◆ **INPUT DATA**
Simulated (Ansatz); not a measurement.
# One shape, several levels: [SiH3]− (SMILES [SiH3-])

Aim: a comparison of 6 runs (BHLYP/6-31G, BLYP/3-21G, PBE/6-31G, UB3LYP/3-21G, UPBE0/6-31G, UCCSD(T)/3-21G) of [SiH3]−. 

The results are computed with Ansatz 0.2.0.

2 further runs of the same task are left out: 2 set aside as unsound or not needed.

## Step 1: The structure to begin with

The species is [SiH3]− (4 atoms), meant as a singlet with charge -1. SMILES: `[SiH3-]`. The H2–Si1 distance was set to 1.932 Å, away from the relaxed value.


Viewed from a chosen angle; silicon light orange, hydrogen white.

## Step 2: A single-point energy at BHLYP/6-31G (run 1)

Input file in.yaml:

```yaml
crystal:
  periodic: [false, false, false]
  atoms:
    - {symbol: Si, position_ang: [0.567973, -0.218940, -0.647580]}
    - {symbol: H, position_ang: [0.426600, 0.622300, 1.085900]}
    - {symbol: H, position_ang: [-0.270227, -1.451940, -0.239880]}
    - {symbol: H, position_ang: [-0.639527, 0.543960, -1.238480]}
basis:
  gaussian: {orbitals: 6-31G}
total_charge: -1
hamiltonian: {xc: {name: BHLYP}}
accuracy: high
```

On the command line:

◆ **TASK ITEM**
Write out every record, exactly as written.

◆ **WRITTEN SOLUTION**
Simulated (Ansatz); not a measurement.
# One shape, several levels: [SiH3]− (SMILES [SiH3-])

Aim: a comparison of 6 runs (BHLYP/6-31G, BLYP/3-21G, PBE/6-31G, UB3LYP/3-21G, UPBE0/6-31G, UCCSD(T)/3-21G) of [SiH3]−. 

The results are computed with Ansatz 0.2.0.

2 further runs of the same task are left out: 2 set aside as unsound or not needed.

## Step 1: The structure to begin with

The species is [SiH3]− (4 atoms), meant as a singlet with charge -1. SMILES: `[SiH3-]`. The H2–Si1 distance was set to 1.932 Å, away from the relaxed value.


Viewed from a chosen angle; silicon light orange, hydrogen white.

## Step 2: A single-point energy at BHLYP/6-31G (run 1)

Input file in.yaml:

```yaml
crystal:
  periodic: [false, false, false]
  atoms:
    - {symbol: Si, position_ang: [0.567973, -0.218940, -0.647580]}
    - {symbol: H, position_ang: [0.426600, 0.622300, 1.085900]}
    - {symbol: H, position_ang: [-0.270227, -1.451940, -0.239880]}
    - {symbol: H, position_ang: [-0.639527, 0.543960, -1.238480]}
basis:
  gaussian: {orbitals: 6-31G}
total_charge: -1
hamiltonian: {xc: {name: BHLYP}}
accuracy: high
```

On the command line:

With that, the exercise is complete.